→ WORK TASK
Of the material below, the lines to be retyped are those from the line containing "Report form: the" through the line containing "This sheet is", inclusive; reproduce them exactly.

→ DATA SECTION
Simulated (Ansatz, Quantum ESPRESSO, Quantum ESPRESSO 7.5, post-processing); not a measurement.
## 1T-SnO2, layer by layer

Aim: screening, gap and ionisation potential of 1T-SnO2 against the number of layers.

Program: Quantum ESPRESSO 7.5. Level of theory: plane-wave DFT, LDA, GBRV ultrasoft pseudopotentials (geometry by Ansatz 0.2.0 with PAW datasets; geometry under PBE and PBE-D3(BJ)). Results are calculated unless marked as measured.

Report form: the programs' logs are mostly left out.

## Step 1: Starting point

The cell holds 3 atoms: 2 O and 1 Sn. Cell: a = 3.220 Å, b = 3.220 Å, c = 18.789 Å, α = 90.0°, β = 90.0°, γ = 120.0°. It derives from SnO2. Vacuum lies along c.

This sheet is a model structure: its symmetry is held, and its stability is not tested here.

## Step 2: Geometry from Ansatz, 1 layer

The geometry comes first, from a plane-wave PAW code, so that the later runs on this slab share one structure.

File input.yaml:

→ YOUR SOLUTION
Report form: the programs' logs are mostly left out.

## Step 1: Starting point

The cell holds 3 atoms: 2 O and 1 Sn. Cell: a = 3.220 Å, b = 3.220 Å, c = 18.789 Å, α = 90.0°, β = 90.0°, γ = 120.0°. It derives from SnO2. Vacuum lies along c.

This sheet is a model structure: its symmetry is held, and its stability is not tested here.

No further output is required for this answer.